(STORED DATA Opens)

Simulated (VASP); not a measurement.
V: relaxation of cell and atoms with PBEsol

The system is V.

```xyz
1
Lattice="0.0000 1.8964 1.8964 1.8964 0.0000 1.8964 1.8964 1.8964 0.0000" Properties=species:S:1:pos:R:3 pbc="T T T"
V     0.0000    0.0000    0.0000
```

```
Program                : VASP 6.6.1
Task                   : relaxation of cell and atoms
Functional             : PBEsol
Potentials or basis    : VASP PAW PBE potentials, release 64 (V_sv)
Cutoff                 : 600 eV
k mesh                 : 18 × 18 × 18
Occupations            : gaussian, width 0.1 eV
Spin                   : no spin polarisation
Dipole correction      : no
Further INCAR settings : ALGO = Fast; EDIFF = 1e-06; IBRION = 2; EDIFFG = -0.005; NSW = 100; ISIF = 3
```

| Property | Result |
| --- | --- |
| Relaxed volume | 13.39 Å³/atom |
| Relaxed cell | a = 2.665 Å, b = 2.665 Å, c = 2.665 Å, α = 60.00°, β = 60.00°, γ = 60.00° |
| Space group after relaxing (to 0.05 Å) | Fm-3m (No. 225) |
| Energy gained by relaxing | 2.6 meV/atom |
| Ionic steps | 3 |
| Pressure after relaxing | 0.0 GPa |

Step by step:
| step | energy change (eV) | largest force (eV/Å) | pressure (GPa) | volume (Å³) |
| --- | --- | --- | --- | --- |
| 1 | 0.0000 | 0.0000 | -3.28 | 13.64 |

(STORED DATA Closes)

WORK INSTRUCTION:
Give back every entry exactly, with nothing left out.

TASK ANSWER:
Simulated (VASP); not a measurement.
V: relaxation of cell and atoms with PBEsol

The system is V.

```xyz
1
Lattice="0.0000 1.8964 1.8964 1.8964 0.0000 1.8964 1.8964 1.8964 0.0000" Properties=species:S:1:pos:R:3 pbc="T T T"
V     0.0000    0.0000    0.0000
```

```
Program                : VASP 6.6.1
Task                   : relaxation of cell and atoms
Functional             : PBEsol
Potentials or basis    : VASP PAW PBE potentials, release 64 (V_sv)
Cutoff                 : 600 eV
k mesh                 : 18 × 18 × 18
Occupations            : gaussian, width 0.1 eV
Spin                   : no spin polarisation
Dipole correction      : no
Further INCAR settings : ALGO = Fast; EDIFF = 1e-06; IBRION = 2; EDIFFG = -0.005; NSW = 100; ISIF = 3
```

| Property | Result |
| --- | --- |
| Relaxed volume | 13.39 Å³/atom |
| Relaxed cell | a = 2.665 Å, b = 2.665 Å, c = 2.665 Å, α = 60.00°, β = 60.00°, γ = 60.00° |
| Space group after relaxing (to 0.05 Å) | Fm-3m (No. 225) |
| Energy gained by relaxing | 2.6 meV/atom |
| Ionic steps | 3 |
| Pressure after relaxing | 0.0 GPa |

Step by step:
| step | energy change (eV) | largest force (eV/Å) | pressure (GPa) | volume (Å³) |
| --- | --- | --- | --- | --- |
| 1 | 0.0000 | 0.0000 | -3.28 | 13.64 |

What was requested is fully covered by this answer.